*** Data extract

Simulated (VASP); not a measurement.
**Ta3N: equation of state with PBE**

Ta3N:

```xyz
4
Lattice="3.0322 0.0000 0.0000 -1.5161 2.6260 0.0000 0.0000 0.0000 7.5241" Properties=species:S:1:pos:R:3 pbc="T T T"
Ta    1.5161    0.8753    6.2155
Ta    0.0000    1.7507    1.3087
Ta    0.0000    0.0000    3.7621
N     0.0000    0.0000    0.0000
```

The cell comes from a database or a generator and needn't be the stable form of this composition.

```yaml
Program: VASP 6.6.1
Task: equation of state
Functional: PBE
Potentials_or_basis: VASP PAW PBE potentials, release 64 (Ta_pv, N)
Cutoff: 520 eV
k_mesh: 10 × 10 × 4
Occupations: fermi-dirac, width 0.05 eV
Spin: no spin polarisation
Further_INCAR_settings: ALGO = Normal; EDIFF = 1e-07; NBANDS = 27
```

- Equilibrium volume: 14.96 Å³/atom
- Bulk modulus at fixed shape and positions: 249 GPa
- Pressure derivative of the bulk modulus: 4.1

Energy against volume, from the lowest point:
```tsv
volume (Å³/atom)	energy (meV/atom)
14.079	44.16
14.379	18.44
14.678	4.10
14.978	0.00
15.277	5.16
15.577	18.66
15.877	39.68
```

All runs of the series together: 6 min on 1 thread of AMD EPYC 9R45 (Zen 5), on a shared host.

******

### Requirement
Retype all of the records above, word for word.

### Reply
Simulated (VASP); not a measurement.
**Ta3N: equation of state with PBE**

Ta3N:

```xyz
4
Lattice="3.0322 0.0000 0.0000 -1.5161 2.6260 0.0000 0.0000 0.0000 7.5241" Properties=species:S:1:pos:R:3 pbc="T T T"
Ta    1.5161    0.8753    6.2155
Ta    0.0000    1.7507    1.3087
Ta    0.0000    0.0000    3.7621
N     0.0000    0.0000    0.0000
```

The cell comes from a database or a generator and needn't be the stable form of this composition.

```yaml
Program: VASP 6.6.1
Task: equation of state
Functional: PBE
Potentials_or_basis: VASP PAW PBE potentials, release 64 (Ta_pv, N)
Cutoff: 520 eV
k_mesh: 10 × 10 × 4
Occupations: fermi-dirac, width 0.05 eV
Spin: no spin polarisation
Further_INCAR_settings: ALGO = Normal; EDIFF = 1e-07; NBANDS = 27
```

- Equilibrium volume: 14.96 Å³/atom
- Bulk modulus at fixed shape and positions: 249 GPa
- Pressure derivative of the bulk modulus: 4.1

Energy against volume, from the lowest point:
```tsv
volume (Å³/atom)	energy (meV/atom)
14.079	44.16
14.379	18.44
14.678	4.10
14.978	0.00
15.277	5.16
15.577	18.66
15.877	39.68
```

All runs of the series together: 6 min on 1 thread of AMD EPYC 9R45 (Zen 5), on a shared host.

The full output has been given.